### [Task item]
What you return must match the listing word for word.

### [Available data]
· · · · · · ·

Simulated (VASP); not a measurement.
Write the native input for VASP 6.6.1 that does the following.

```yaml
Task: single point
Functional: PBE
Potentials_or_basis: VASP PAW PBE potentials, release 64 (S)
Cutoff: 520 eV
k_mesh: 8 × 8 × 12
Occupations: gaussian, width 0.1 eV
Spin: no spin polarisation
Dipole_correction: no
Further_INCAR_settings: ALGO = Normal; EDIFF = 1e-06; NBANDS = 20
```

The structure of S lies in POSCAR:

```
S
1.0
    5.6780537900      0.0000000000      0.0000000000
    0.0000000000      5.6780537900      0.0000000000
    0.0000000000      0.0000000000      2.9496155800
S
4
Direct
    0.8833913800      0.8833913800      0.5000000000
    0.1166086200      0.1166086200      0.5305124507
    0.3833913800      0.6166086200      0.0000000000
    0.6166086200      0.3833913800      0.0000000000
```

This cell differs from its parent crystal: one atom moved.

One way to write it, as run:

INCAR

· · · · · · ·

### [Written response]
Simulated (VASP); not a measurement.
Write the native input for VASP 6.6.1 that does the following.

```yaml
Task: single point
Functional: PBE
Potentials_or_basis: VASP PAW PBE potentials, release 64 (S)
Cutoff: 520 eV
k_mesh: 8 × 8 × 12
Occupations: gaussian, width 0.1 eV
Spin: no spin polarisation
Dipole_correction: no
Further_INCAR_settings: ALGO = Normal; EDIFF = 1e-06; NBANDS = 20
```

The structure of S lies in POSCAR:

```
S
1.0
    5.6780537900      0.0000000000      0.0000000000
    0.0000000000      5.6780537900      0.0000000000
    0.0000000000      0.0000000000      2.9496155800
S
4
Direct
    0.8833913800      0.8833913800      0.5000000000
    0.1166086200      0.1166086200      0.5305124507
    0.3833913800      0.6166086200      0.0000000000
    0.6166086200      0.3833913800      0.0000000000
```

This cell differs from its parent crystal: one atom moved.

One way to write it, as run:

INCAR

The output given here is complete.